REQUIRED ACTION
Please repeat the listing below in its entirety, exactly.

─── RECORD EXCERPTS

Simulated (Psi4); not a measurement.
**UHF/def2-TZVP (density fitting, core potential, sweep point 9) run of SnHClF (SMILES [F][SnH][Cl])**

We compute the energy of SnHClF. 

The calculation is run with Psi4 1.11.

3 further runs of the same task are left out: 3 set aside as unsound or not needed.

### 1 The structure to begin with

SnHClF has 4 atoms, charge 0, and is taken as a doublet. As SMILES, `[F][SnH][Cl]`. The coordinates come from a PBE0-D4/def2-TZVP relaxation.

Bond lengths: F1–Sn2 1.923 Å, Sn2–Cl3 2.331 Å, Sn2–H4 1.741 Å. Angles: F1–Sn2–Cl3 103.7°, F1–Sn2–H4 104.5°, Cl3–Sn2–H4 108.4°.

──────

YOUR SOLUTION
Simulated (Psi4); not a measurement.
**UHF/def2-TZVP (density fitting, core potential, sweep point 9) run of SnHClF (SMILES [F][SnH][Cl])**

We compute the energy of SnHClF. 

The calculation is run with Psi4 1.11.

3 further runs of the same task are left out: 3 set aside as unsound or not needed.

### 1 The structure to begin with

SnHClF has 4 atoms, charge 0, and is taken as a doublet. As SMILES, `[F][SnH][Cl]`. The coordinates come from a PBE0-D4/def2-TZVP relaxation.

Bond lengths: F1–Sn2 1.923 Å, Sn2–Cl3 2.331 Å, Sn2–H4 1.741 Å. Angles: F1–Sn2–Cl3 103.7°, F1–Sn2–H4 104.5°, Cl3–Sn2–H4 108.4°.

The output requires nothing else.